——

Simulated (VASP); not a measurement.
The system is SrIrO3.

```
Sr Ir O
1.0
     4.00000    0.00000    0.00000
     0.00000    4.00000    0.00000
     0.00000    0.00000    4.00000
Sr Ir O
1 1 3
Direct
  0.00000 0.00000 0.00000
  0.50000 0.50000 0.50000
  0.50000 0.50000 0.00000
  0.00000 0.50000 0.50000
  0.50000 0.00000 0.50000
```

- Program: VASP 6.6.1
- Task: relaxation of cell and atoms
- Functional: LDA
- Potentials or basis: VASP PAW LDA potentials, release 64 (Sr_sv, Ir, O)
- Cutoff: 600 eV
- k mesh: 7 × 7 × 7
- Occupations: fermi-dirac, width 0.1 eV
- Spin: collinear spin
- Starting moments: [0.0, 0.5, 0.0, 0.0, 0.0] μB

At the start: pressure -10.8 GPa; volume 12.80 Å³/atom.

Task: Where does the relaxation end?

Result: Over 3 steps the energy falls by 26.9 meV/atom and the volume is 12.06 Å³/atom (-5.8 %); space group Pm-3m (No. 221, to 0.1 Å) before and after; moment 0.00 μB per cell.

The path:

——

- Action item:
Reproduce the preceding entries exactly and completely.

- Result:
Simulated (VASP); not a measurement.
The system is SrIrO3.

```
Sr Ir O
1.0
     4.00000    0.00000    0.00000
     0.00000    4.00000    0.00000
     0.00000    0.00000    4.00000
Sr Ir O
1 1 3
Direct
  0.00000 0.00000 0.00000
  0.50000 0.50000 0.50000
  0.50000 0.50000 0.00000
  0.00000 0.50000 0.50000
  0.50000 0.00000 0.50000
```

- Program: VASP 6.6.1
- Task: relaxation of cell and atoms
- Functional: LDA
- Potentials or basis: VASP PAW LDA potentials, release 64 (Sr_sv, Ir, O)
- Cutoff: 600 eV
- k mesh: 7 × 7 × 7
- Occupations: fermi-dirac, width 0.1 eV
- Spin: collinear spin
- Starting moments: [0.0, 0.5, 0.0, 0.0, 0.0] μB

At the start: pressure -10.8 GPa; volume 12.80 Å³/atom.

Task: Where does the relaxation end?

Result: Over 3 steps the energy falls by 26.9 meV/atom and the volume is 12.06 Å³/atom (-5.8 %); space group Pm-3m (No. 221, to 0.1 Å) before and after; moment 0.00 μB per cell.

The path:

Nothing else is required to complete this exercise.